- Action item
Write out each line of the entries exactly, starting at the first and finishing with the line that contains "Now apply this".

***** Input data *****
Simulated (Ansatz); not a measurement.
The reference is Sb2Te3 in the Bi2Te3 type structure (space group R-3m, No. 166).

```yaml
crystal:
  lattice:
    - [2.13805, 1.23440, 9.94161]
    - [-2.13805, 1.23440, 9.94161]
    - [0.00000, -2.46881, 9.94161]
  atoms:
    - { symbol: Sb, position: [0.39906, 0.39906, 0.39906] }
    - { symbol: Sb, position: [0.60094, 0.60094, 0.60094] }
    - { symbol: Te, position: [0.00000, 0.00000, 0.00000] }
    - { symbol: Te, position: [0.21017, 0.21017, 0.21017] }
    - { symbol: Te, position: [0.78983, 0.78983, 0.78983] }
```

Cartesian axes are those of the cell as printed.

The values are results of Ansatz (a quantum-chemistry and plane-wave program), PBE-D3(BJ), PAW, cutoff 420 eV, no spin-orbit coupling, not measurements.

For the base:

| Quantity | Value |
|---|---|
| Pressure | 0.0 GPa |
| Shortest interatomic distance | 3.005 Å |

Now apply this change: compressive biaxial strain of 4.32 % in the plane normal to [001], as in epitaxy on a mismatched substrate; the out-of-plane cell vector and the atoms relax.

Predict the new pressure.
*****

- Result
Simulated (Ansatz); not a measurement.
The reference is Sb2Te3 in the Bi2Te3 type structure (space group R-3m, No. 166).

```yaml
crystal:
  lattice:
    - [2.13805, 1.23440, 9.94161]
    - [-2.13805, 1.23440, 9.94161]
    - [0.00000, -2.46881, 9.94161]
  atoms:
    - { symbol: Sb, position: [0.39906, 0.39906, 0.39906] }
    - { symbol: Sb, position: [0.60094, 0.60094, 0.60094] }
    - { symbol: Te, position: [0.00000, 0.00000, 0.00000] }
    - { symbol: Te, position: [0.21017, 0.21017, 0.21017] }
    - { symbol: Te, position: [0.78983, 0.78983, 0.78983] }
```

Cartesian axes are those of the cell as printed.

The values are results of Ansatz (a quantum-chemistry and plane-wave program), PBE-D3(BJ), PAW, cutoff 420 eV, no spin-orbit coupling, not measurements.

For the base:

| Quantity | Value |
|---|---|
| Pressure | 0.0 GPa |
| Shortest interatomic distance | 3.005 Å |

Now apply this change: compressive biaxial strain of 4.32 % in the plane normal to [001], as in epitaxy on a mismatched substrate; the out-of-plane cell vector and the atoms relax.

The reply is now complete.